**BRIEF**
Go through the records line by line from the top and repeat each one exactly, ending with the line that contains "### 1 Starting point".

□ □ □

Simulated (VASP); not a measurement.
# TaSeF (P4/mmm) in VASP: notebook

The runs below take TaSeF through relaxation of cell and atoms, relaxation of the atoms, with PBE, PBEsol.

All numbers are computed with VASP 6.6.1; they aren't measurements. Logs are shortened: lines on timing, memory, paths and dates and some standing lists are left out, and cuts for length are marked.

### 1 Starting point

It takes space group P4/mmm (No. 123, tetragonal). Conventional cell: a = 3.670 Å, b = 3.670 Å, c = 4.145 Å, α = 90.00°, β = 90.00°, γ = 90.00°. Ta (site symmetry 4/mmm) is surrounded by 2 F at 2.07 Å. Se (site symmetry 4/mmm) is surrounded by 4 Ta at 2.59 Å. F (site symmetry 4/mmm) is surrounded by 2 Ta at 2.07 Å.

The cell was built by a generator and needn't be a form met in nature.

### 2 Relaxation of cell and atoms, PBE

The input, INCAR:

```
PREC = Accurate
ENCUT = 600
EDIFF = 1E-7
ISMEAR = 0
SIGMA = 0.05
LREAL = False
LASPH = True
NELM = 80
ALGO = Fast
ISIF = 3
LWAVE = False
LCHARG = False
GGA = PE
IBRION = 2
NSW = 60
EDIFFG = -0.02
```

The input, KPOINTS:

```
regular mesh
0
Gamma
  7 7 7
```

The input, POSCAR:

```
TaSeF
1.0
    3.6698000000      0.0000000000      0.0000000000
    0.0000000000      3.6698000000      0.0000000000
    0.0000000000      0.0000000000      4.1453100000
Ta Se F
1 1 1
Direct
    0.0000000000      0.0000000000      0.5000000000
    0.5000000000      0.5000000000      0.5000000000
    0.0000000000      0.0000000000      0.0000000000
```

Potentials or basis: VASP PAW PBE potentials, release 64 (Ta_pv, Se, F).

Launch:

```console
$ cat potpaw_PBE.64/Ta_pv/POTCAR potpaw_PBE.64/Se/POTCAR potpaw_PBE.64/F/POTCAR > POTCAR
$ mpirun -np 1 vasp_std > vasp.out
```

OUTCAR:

□ □ □

**TASK RESULT**
Simulated (VASP); not a measurement.
# TaSeF (P4/mmm) in VASP: notebook

The runs below take TaSeF through relaxation of cell and atoms, relaxation of the atoms, with PBE, PBEsol.

All numbers are computed with VASP 6.6.1; they aren't measurements. Logs are shortened: lines on timing, memory, paths and dates and some standing lists are left out, and cuts for length are marked.

### 1 Starting point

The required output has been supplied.